□ □ □ □

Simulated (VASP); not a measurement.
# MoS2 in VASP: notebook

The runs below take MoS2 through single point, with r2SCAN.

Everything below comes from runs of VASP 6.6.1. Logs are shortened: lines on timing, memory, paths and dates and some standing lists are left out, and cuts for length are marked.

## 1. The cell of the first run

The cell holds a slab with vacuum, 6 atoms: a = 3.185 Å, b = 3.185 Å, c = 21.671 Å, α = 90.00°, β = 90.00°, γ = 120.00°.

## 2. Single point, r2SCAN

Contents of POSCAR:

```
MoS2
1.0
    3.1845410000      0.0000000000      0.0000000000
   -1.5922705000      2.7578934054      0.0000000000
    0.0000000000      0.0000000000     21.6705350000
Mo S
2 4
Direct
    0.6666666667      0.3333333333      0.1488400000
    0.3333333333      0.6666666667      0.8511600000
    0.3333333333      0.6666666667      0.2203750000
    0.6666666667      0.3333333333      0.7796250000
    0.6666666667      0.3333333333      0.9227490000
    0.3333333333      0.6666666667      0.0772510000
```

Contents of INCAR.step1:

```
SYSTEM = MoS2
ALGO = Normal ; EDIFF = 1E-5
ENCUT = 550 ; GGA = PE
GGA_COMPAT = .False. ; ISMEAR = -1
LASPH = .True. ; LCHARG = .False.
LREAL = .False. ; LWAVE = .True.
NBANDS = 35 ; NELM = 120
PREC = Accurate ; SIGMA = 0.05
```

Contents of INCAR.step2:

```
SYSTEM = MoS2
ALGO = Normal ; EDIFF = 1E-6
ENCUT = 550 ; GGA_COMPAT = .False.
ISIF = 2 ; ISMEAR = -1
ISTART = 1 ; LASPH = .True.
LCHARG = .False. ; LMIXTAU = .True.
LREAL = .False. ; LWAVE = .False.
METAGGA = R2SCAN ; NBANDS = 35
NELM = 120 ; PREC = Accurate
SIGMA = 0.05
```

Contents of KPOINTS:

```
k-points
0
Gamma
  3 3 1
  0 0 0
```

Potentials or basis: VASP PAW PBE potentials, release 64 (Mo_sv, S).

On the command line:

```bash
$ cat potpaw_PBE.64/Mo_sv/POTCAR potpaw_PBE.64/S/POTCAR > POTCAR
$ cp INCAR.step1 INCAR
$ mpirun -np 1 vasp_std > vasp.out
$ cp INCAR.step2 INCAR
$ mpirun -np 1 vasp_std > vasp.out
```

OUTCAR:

□ □ □ □

Action item: Up to and including the line with "## 1. The cell of the first run", repeat the data exactly, starting from its first line; nothing else belongs in the response.

Answer area:
Simulated (VASP); not a measurement.
# MoS2 in VASP: notebook

The runs below take MoS2 through single point, with r2SCAN.

Everything below comes from runs of VASP 6.6.1. Logs are shortened: lines on timing, memory, paths and dates and some standing lists are left out, and cuts for length are marked.

## 1. The cell of the first run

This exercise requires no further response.